Set down the listing below verbatim, but only from its first line through the line containing "Caveats: this release".

--------------------------------------------------
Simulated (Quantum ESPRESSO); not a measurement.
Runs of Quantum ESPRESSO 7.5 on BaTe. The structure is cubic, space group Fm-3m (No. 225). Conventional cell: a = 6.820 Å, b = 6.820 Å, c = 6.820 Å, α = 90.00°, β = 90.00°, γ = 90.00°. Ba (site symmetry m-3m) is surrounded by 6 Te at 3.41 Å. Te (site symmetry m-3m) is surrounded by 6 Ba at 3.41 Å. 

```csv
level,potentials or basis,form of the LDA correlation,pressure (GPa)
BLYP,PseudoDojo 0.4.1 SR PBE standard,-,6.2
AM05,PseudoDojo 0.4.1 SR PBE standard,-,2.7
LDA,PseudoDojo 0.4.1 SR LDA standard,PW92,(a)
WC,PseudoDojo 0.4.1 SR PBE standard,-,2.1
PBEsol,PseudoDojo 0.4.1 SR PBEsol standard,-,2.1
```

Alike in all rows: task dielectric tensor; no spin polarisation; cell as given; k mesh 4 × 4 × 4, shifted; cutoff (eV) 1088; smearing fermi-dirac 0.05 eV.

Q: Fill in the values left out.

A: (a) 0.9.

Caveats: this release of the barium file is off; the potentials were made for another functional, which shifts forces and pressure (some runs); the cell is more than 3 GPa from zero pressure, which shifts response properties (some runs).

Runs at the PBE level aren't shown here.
--------------------------------------------------

#### Solution
Simulated (Quantum ESPRESSO); not a measurement.
Runs of Quantum ESPRESSO 7.5 on BaTe. The structure is cubic, space group Fm-3m (No. 225). Conventional cell: a = 6.820 Å, b = 6.820 Å, c = 6.820 Å, α = 90.00°, β = 90.00°, γ = 90.00°. Ba (site symmetry m-3m) is surrounded by 6 Te at 3.41 Å. Te (site symmetry m-3m) is surrounded by 6 Ba at 3.41 Å. 

```csv
level,potentials or basis,form of the LDA correlation,pressure (GPa)
BLYP,PseudoDojo 0.4.1 SR PBE standard,-,6.2
AM05,PseudoDojo 0.4.1 SR PBE standard,-,2.7
LDA,PseudoDojo 0.4.1 SR LDA standard,PW92,(a)
WC,PseudoDojo 0.4.1 SR PBE standard,-,2.1
PBEsol,PseudoDojo 0.4.1 SR PBEsol standard,-,2.1
```

Alike in all rows: task dielectric tensor; no spin polarisation; cell as given; k mesh 4 × 4 × 4, shifted; cutoff (eV) 1088; smearing fermi-dirac 0.05 eV.

Q: Fill in the values left out.

A: (a) 0.9.

Caveats: this release of the barium file is off; the potentials were made for another functional, which shifts forces and pressure (some runs); the cell is more than 3 GPa from zero pressure, which shifts response properties (some runs).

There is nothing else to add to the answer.